Segment Start: Records provided

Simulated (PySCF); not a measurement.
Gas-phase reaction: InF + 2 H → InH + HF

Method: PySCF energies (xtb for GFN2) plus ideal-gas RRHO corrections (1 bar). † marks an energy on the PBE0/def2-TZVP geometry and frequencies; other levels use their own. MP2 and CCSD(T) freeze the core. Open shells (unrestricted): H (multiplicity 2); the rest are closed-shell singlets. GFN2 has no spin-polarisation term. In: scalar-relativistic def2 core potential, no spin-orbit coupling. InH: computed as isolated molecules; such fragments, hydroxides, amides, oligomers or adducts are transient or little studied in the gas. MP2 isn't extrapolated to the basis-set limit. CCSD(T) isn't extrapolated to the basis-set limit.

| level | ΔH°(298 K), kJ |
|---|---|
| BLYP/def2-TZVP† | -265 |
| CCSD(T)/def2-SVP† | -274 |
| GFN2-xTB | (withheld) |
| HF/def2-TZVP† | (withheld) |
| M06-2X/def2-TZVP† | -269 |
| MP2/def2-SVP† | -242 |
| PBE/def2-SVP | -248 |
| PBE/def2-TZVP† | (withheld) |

Segment End: Records provided

=== Work request ===
Could you copy exactly the lines from the first line of the records above through the line containing "PBE/def2-SVP | -248 |", both included, and nothing else?

=== Expected answer ===
Simulated (PySCF); not a measurement.
Gas-phase reaction: InF + 2 H → InH + HF

Method: PySCF energies (xtb for GFN2) plus ideal-gas RRHO corrections (1 bar). † marks an energy on the PBE0/def2-TZVP geometry and frequencies; other levels use their own. MP2 and CCSD(T) freeze the core. Open shells (unrestricted): H (multiplicity 2); the rest are closed-shell singlets. GFN2 has no spin-polarisation term. In: scalar-relativistic def2 core potential, no spin-orbit coupling. InH: computed as isolated molecules; such fragments, hydroxides, amides, oligomers or adducts are transient or little studied in the gas. MP2 isn't extrapolated to the basis-set limit. CCSD(T) isn't extrapolated to the basis-set limit.

| level | ΔH°(298 K), kJ |
|---|---|
| BLYP/def2-TZVP† | -265 |
| CCSD(T)/def2-SVP† | -274 |
| GFN2-xTB | (withheld) |
| HF/def2-TZVP† | (withheld) |
| M06-2X/def2-TZVP† | -269 |
| MP2/def2-SVP† | -242 |
| PBE/def2-SVP | -248 |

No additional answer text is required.